---------- Dataset entries

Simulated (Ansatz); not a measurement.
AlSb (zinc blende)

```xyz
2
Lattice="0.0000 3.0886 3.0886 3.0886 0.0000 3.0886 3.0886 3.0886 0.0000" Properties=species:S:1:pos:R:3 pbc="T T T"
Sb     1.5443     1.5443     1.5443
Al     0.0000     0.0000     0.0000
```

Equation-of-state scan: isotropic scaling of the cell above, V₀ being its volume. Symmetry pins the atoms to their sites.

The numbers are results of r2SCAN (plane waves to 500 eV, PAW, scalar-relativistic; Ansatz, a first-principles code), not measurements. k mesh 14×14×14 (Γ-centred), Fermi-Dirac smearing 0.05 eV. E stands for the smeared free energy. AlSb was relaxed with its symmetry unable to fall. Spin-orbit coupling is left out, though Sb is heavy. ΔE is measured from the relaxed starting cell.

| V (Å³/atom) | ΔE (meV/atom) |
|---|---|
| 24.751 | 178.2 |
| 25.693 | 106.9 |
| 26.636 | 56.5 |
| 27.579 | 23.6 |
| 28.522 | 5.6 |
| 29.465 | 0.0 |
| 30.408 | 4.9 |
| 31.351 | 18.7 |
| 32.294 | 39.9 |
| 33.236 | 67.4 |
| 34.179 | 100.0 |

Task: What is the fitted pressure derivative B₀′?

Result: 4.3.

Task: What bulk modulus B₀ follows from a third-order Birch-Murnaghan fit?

--------------------

- [Work item]: Word for word, repeat each entry from the listing above.

- [Answer area]:
Simulated (Ansatz); not a measurement.
AlSb (zinc blende)

```xyz
2
Lattice="0.0000 3.0886 3.0886 3.0886 0.0000 3.0886 3.0886 3.0886 0.0000" Properties=species:S:1:pos:R:3 pbc="T T T"
Sb     1.5443     1.5443     1.5443
Al     0.0000     0.0000     0.0000
```

Equation-of-state scan: isotropic scaling of the cell above, V₀ being its volume. Symmetry pins the atoms to their sites.

The numbers are results of r2SCAN (plane waves to 500 eV, PAW, scalar-relativistic; Ansatz, a first-principles code), not measurements. k mesh 14×14×14 (Γ-centred), Fermi-Dirac smearing 0.05 eV. E stands for the smeared free energy. AlSb was relaxed with its symmetry unable to fall. Spin-orbit coupling is left out, though Sb is heavy. ΔE is measured from the relaxed starting cell.

| V (Å³/atom) | ΔE (meV/atom) |
|---|---|
| 24.751 | 178.2 |
| 25.693 | 106.9 |
| 26.636 | 56.5 |
| 27.579 | 23.6 |
| 28.522 | 5.6 |
| 29.465 | 0.0 |
| 30.408 | 4.9 |
| 31.351 | 18.7 |
| 32.294 | 39.9 |
| 33.236 | 67.4 |
| 34.179 | 100.0 |

Task: What is the fitted pressure derivative B₀′?

Result: 4.3.

Task: What bulk modulus B₀ follows from a third-order Birch-Murnaghan fit?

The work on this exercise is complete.